* _Work order_: The line containing "free ion: ground-state" marks the end, so write out exactly every line from the top of the entries below through that one.

[Start of section]
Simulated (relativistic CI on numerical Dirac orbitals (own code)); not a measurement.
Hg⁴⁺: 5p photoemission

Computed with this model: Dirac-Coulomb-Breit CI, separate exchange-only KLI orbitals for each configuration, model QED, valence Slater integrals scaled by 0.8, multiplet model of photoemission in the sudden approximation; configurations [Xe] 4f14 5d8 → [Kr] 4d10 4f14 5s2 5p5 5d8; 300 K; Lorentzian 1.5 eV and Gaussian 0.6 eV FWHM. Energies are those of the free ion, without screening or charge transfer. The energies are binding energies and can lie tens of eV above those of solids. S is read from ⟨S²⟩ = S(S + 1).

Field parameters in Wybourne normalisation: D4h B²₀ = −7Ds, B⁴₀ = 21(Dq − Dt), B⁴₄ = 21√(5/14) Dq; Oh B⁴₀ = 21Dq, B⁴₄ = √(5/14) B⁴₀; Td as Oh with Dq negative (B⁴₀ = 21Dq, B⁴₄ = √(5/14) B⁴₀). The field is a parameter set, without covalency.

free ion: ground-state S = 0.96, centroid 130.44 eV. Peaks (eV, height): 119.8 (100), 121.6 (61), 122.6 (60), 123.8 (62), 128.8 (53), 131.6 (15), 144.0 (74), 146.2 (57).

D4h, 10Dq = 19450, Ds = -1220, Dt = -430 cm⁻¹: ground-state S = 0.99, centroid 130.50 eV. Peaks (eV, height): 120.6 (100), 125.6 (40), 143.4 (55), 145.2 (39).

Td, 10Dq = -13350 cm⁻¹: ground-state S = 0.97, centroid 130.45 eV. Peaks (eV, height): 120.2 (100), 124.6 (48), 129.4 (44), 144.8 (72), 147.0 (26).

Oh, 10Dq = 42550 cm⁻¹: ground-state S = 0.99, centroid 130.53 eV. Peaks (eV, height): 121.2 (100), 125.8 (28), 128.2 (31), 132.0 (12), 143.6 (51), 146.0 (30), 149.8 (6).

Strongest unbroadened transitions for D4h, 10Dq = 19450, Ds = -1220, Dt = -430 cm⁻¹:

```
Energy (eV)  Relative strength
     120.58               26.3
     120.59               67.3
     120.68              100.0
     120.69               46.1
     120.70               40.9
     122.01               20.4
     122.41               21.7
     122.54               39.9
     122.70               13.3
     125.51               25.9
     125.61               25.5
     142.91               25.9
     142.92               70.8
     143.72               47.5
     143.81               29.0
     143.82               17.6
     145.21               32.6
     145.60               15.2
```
[End of section]

* _Written response_:
Simulated (relativistic CI on numerical Dirac orbitals (own code)); not a measurement.
Hg⁴⁺: 5p photoemission

Computed with this model: Dirac-Coulomb-Breit CI, separate exchange-only KLI orbitals for each configuration, model QED, valence Slater integrals scaled by 0.8, multiplet model of photoemission in the sudden approximation; configurations [Xe] 4f14 5d8 → [Kr] 4d10 4f14 5s2 5p5 5d8; 300 K; Lorentzian 1.5 eV and Gaussian 0.6 eV FWHM. Energies are those of the free ion, without screening or charge transfer. The energies are binding energies and can lie tens of eV above those of solids. S is read from ⟨S²⟩ = S(S + 1).

Field parameters in Wybourne normalisation: D4h B²₀ = −7Ds, B⁴₀ = 21(Dq − Dt), B⁴₄ = 21√(5/14) Dq; Oh B⁴₀ = 21Dq, B⁴₄ = √(5/14) B⁴₀; Td as Oh with Dq negative (B⁴₀ = 21Dq, B⁴₄ = √(5/14) B⁴₀). The field is a parameter set, without covalency.

free ion: ground-state S = 0.96, centroid 130.44 eV. Peaks (eV, height): 119.8 (100), 121.6 (61), 122.6 (60), 123.8 (62), 128.8 (53), 131.6 (15), 144.0 (74), 146.2 (57).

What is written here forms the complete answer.